== Dataset content

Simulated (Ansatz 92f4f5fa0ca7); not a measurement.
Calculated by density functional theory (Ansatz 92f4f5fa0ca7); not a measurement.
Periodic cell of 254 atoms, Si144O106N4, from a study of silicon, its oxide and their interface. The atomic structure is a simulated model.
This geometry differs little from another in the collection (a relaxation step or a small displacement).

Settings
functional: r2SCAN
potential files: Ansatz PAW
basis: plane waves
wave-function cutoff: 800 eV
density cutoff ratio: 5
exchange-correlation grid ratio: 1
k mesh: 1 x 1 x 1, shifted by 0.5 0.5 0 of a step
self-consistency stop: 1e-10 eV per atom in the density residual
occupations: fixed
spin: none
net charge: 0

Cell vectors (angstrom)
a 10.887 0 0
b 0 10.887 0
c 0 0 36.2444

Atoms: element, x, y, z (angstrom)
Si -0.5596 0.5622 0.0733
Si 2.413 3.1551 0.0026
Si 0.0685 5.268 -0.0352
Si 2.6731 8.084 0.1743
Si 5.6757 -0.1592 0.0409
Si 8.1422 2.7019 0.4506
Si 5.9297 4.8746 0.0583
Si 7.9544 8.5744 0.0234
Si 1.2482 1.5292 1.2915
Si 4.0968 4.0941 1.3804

====

• Assignment: A precise copy of all the records is needed.

• Written response:
Simulated (Ansatz 92f4f5fa0ca7); not a measurement.
Calculated by density functional theory (Ansatz 92f4f5fa0ca7); not a measurement.
Periodic cell of 254 atoms, Si144O106N4, from a study of silicon, its oxide and their interface. The atomic structure is a simulated model.
This geometry differs little from another in the collection (a relaxation step or a small displacement).

Settings
functional: r2SCAN
potential files: Ansatz PAW
basis: plane waves
wave-function cutoff: 800 eV
density cutoff ratio: 5
exchange-correlation grid ratio: 1
k mesh: 1 x 1 x 1, shifted by 0.5 0.5 0 of a step
self-consistency stop: 1e-10 eV per atom in the density residual
occupations: fixed
spin: none
net charge: 0

Cell vectors (angstrom)
a 10.887 0 0
b 0 10.887 0
c 0 0 36.2444

Atoms: element, x, y, z (angstrom)
Si -0.5596 0.5622 0.0733
Si 2.413 3.1551 0.0026
Si 0.0685 5.268 -0.0352
Si 2.6731 8.084 0.1743
Si 5.6757 -0.1592 0.0409
Si 8.1422 2.7019 0.4506
Si 5.9297 4.8746 0.0583
Si 7.9544 8.5744 0.0234
Si 1.2482 1.5292 1.2915
Si 4.0968 4.0941 1.3804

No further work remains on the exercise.